_Assigned task:_ In full and without change, repeat the records shown below.

^^^^^^^^
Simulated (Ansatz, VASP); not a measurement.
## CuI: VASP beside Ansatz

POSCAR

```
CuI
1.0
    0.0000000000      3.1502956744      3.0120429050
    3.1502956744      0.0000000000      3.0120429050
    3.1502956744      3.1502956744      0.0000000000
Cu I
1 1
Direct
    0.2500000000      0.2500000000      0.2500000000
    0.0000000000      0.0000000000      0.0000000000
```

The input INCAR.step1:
^^^^^^^^

_Response area:_
Simulated (Ansatz, VASP); not a measurement.
## CuI: VASP beside Ansatz

POSCAR

```
CuI
1.0
    0.0000000000      3.1502956744      3.0120429050
    3.1502956744      0.0000000000      3.0120429050
    3.1502956744      3.1502956744      0.0000000000
Cu I
1 1
Direct
    0.2500000000      0.2500000000      0.2500000000
    0.0000000000      0.0000000000      0.0000000000
```

The input INCAR.step1:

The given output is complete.